## [DATASET RECORDS]
*** Block opens ***

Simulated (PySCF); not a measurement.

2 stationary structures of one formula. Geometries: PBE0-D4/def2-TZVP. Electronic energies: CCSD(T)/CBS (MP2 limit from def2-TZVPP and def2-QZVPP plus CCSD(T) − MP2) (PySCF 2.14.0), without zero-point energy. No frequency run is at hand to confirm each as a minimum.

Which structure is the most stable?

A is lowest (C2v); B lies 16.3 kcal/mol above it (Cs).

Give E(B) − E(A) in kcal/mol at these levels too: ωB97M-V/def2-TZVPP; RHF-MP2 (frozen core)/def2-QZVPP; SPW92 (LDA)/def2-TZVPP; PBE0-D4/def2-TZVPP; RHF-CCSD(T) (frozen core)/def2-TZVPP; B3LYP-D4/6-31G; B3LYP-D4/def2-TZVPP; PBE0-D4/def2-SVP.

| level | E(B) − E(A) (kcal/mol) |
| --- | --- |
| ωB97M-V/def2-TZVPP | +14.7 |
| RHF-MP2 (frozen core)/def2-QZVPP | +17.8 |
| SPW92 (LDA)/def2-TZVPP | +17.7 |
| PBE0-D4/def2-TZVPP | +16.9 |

*** Block closes ***

## [ASSIGNED TASK]
Repeat exactly the lines of the data from the first one through the line with "Which structure is the most stable?", both of them included.

## [EXPECTED ANSWER]
Simulated (PySCF); not a measurement.

2 stationary structures of one formula. Geometries: PBE0-D4/def2-TZVP. Electronic energies: CCSD(T)/CBS (MP2 limit from def2-TZVPP and def2-QZVPP plus CCSD(T) − MP2) (PySCF 2.14.0), without zero-point energy. No frequency run is at hand to confirm each as a minimum.

Which structure is the most stable?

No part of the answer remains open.